» **Assignment**: Word for word, transcribe the data below from the line with "At the relaxed start N has 4 Al at 1.87 Å." to the line with "Al at 2.31 Å.", keeping both of those lines.

» **Supplied material**:
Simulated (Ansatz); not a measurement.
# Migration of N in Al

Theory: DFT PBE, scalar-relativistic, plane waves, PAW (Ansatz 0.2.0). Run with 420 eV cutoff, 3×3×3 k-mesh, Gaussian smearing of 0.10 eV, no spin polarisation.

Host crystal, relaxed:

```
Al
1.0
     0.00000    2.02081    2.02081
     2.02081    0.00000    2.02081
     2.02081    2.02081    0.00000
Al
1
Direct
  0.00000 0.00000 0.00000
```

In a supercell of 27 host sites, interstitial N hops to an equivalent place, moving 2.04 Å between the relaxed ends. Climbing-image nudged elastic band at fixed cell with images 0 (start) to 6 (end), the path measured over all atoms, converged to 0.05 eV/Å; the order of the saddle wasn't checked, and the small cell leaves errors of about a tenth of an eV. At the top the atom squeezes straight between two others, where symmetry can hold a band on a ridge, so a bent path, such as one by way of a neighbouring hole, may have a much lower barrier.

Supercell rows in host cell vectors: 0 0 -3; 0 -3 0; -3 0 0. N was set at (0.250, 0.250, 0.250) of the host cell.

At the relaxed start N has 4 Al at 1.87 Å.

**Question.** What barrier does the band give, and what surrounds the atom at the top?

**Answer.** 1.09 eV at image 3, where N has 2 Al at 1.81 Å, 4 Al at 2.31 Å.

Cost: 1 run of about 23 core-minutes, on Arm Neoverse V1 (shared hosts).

» **Your solution**:
At the relaxed start N has 4 Al at 1.87 Å.

**Question.** What barrier does the band give, and what surrounds the atom at the top?

**Answer.** 1.09 eV at image 3, where N has 2 Al at 1.81 Å, 4 Al at 2.31 Å.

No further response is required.